◆ Supplied data ◆
= Beginning of Section =

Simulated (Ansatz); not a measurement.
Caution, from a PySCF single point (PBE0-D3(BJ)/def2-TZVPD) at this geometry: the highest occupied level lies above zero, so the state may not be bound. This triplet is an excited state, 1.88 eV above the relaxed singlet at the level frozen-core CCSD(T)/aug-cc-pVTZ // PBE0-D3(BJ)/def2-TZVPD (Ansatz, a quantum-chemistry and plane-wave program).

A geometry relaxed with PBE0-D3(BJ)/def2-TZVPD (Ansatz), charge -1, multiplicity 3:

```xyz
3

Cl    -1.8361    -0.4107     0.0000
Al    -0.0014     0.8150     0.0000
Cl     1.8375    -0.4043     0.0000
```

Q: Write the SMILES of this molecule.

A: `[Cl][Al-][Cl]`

= End of Section =

◆ Assigned task ◆
Repeat the listing in its entirety, keeping each line as it is.

◆ Task result ◆
Simulated (Ansatz); not a measurement.
Caution, from a PySCF single point (PBE0-D3(BJ)/def2-TZVPD) at this geometry: the highest occupied level lies above zero, so the state may not be bound. This triplet is an excited state, 1.88 eV above the relaxed singlet at the level frozen-core CCSD(T)/aug-cc-pVTZ // PBE0-D3(BJ)/def2-TZVPD (Ansatz, a quantum-chemistry and plane-wave program).

A geometry relaxed with PBE0-D3(BJ)/def2-TZVPD (Ansatz), charge -1, multiplicity 3:

```xyz
3

Cl    -1.8361    -0.4107     0.0000
Al    -0.0014     0.8150     0.0000
Cl     1.8375    -0.4043     0.0000
```

Q: Write the SMILES of this molecule.

A: `[Cl][Al-][Cl]`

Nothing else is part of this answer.